WORK REQUEST:
Once the line containing "Mean temperature of the second half: 346" has been copied, stop; copy every line before it exactly, beginning with the first line of the material below.

DATA:
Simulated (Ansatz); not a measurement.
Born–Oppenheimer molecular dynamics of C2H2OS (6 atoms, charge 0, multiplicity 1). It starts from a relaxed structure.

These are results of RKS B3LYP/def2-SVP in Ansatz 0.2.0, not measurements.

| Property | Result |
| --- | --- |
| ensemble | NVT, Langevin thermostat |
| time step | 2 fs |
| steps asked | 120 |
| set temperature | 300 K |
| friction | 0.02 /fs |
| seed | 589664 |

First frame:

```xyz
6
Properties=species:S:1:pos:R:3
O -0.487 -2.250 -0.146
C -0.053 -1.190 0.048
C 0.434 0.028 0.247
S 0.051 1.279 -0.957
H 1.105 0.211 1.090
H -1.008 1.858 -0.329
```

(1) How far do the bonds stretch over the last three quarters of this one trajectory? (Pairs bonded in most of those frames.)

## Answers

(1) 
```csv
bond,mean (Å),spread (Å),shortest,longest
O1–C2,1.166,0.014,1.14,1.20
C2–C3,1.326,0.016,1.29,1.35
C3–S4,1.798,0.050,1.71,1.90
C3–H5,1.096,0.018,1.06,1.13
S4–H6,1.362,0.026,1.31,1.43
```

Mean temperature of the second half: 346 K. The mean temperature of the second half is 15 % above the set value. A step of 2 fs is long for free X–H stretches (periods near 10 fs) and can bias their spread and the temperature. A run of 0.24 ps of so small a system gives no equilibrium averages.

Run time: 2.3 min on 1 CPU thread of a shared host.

WORKED SOLUTION:
Simulated (Ansatz); not a measurement.
Born–Oppenheimer molecular dynamics of C2H2OS (6 atoms, charge 0, multiplicity 1). It starts from a relaxed structure.

These are results of RKS B3LYP/def2-SVP in Ansatz 0.2.0, not measurements.

| Property | Result |
| --- | --- |
| ensemble | NVT, Langevin thermostat |
| time step | 2 fs |
| steps asked | 120 |
| set temperature | 300 K |
| friction | 0.02 /fs |
| seed | 589664 |

First frame:

```xyz
6
Properties=species:S:1:pos:R:3
O -0.487 -2.250 -0.146
C -0.053 -1.190 0.048
C 0.434 0.028 0.247
S 0.051 1.279 -0.957
H 1.105 0.211 1.090
H -1.008 1.858 -0.329
```

(1) How far do the bonds stretch over the last three quarters of this one trajectory? (Pairs bonded in most of those frames.)

## Answers

(1) 
```csv
bond,mean (Å),spread (Å),shortest,longest
O1–C2,1.166,0.014,1.14,1.20
C2–C3,1.326,0.016,1.29,1.35
C3–S4,1.798,0.050,1.71,1.90
C3–H5,1.096,0.018,1.06,1.13
S4–H6,1.362,0.026,1.31,1.43
```

Mean temperature of the second half: 346 K. The mean temperature of the second half is 15 % above the set value. A step of 2 fs is long for free X–H stretches (periods near 10 fs) and can bias their spread and the temperature. A run of 0.24 ps of so small a system gives no equilibrium averages.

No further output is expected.